■ Requirement
Stopping right after the line with "Result: (a) 10.1; (b) 0.64.", please reproduce the material below exactly from its first line.

━━━━━━━━━━

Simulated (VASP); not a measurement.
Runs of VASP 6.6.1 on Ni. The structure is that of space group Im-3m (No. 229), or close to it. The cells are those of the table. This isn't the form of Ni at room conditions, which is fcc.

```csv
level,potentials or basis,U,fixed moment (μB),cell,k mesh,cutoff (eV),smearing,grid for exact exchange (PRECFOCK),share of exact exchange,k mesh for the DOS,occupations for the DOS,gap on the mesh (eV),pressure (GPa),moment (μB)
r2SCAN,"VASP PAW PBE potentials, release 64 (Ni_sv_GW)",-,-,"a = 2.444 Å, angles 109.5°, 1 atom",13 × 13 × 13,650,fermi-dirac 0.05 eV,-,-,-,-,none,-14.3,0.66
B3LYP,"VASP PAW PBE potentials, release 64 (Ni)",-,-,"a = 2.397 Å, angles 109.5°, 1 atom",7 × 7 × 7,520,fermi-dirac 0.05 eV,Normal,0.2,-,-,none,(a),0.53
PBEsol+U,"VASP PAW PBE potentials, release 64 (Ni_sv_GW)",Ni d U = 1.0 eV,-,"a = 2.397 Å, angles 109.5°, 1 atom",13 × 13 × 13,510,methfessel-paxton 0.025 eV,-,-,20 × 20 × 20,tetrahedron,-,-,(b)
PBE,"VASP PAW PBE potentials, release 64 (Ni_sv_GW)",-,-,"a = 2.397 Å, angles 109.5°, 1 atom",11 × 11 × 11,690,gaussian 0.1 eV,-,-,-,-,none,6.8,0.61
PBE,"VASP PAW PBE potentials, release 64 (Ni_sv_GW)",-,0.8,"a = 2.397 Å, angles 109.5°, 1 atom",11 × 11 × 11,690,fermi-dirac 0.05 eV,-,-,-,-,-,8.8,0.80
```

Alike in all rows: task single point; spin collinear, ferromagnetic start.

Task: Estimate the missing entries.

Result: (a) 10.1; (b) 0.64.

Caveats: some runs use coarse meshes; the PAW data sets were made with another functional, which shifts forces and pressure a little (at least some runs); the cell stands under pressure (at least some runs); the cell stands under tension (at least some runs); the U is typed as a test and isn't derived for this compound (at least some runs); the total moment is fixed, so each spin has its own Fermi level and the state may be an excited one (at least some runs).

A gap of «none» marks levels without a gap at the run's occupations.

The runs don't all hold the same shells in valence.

━━━━━━━━━━

■ Response box
Simulated (VASP); not a measurement.
Runs of VASP 6.6.1 on Ni. The structure is that of space group Im-3m (No. 229), or close to it. The cells are those of the table. This isn't the form of Ni at room conditions, which is fcc.

```csv
level,potentials or basis,U,fixed moment (μB),cell,k mesh,cutoff (eV),smearing,grid for exact exchange (PRECFOCK),share of exact exchange,k mesh for the DOS,occupations for the DOS,gap on the mesh (eV),pressure (GPa),moment (μB)
r2SCAN,"VASP PAW PBE potentials, release 64 (Ni_sv_GW)",-,-,"a = 2.444 Å, angles 109.5°, 1 atom",13 × 13 × 13,650,fermi-dirac 0.05 eV,-,-,-,-,none,-14.3,0.66
B3LYP,"VASP PAW PBE potentials, release 64 (Ni)",-,-,"a = 2.397 Å, angles 109.5°, 1 atom",7 × 7 × 7,520,fermi-dirac 0.05 eV,Normal,0.2,-,-,none,(a),0.53
PBEsol+U,"VASP PAW PBE potentials, release 64 (Ni_sv_GW)",Ni d U = 1.0 eV,-,"a = 2.397 Å, angles 109.5°, 1 atom",13 × 13 × 13,510,methfessel-paxton 0.025 eV,-,-,20 × 20 × 20,tetrahedron,-,-,(b)
PBE,"VASP PAW PBE potentials, release 64 (Ni_sv_GW)",-,-,"a = 2.397 Å, angles 109.5°, 1 atom",11 × 11 × 11,690,gaussian 0.1 eV,-,-,-,-,none,6.8,0.61
PBE,"VASP PAW PBE potentials, release 64 (Ni_sv_GW)",-,0.8,"a = 2.397 Å, angles 109.5°, 1 atom",11 × 11 × 11,690,fermi-dirac 0.05 eV,-,-,-,-,-,8.8,0.80
```

Alike in all rows: task single point; spin collinear, ferromagnetic start.

Task: Estimate the missing entries.

Result: (a) 10.1; (b) 0.64.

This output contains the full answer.